____________________

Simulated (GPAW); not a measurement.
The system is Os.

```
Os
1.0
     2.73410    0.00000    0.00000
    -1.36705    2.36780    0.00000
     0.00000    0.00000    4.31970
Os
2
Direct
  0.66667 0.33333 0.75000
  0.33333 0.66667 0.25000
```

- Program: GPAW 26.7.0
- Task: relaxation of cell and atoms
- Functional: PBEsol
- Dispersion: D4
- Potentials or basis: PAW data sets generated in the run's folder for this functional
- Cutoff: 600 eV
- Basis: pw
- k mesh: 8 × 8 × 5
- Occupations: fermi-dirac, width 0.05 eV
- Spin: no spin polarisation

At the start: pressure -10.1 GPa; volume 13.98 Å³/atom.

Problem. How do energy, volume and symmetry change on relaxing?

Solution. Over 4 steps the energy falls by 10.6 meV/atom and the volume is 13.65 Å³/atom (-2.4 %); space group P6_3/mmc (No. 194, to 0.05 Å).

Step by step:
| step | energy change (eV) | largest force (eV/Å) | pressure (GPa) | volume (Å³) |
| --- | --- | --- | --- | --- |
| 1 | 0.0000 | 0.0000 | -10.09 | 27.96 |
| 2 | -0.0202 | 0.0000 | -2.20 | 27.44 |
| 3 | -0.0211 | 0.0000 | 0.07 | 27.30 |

____________________

◆ EXERCISE: Output the whole listing exactly, leaving nothing out.

◆ WRITTEN RESPONSE:
Simulated (GPAW); not a measurement.
The system is Os.

```
Os
1.0
     2.73410    0.00000    0.00000
    -1.36705    2.36780    0.00000
     0.00000    0.00000    4.31970
Os
2
Direct
  0.66667 0.33333 0.75000
  0.33333 0.66667 0.25000
```

- Program: GPAW 26.7.0
- Task: relaxation of cell and atoms
- Functional: PBEsol
- Dispersion: D4
- Potentials or basis: PAW data sets generated in the run's folder for this functional
- Cutoff: 600 eV
- Basis: pw
- k mesh: 8 × 8 × 5
- Occupations: fermi-dirac, width 0.05 eV
- Spin: no spin polarisation

At the start: pressure -10.1 GPa; volume 13.98 Å³/atom.

Problem. How do energy, volume and symmetry change on relaxing?

Solution. Over 4 steps the energy falls by 10.6 meV/atom and the volume is 13.65 Å³/atom (-2.4 %); space group P6_3/mmc (No. 194, to 0.05 Å).

Step by step:
| step | energy change (eV) | largest force (eV/Å) | pressure (GPa) | volume (Å³) |
| --- | --- | --- | --- | --- |
| 1 | 0.0000 | 0.0000 | -10.09 | 27.96 |
| 2 | -0.0202 | 0.0000 | -2.20 | 27.44 |
| 3 | -0.0211 | 0.0000 | 0.07 | 27.30 |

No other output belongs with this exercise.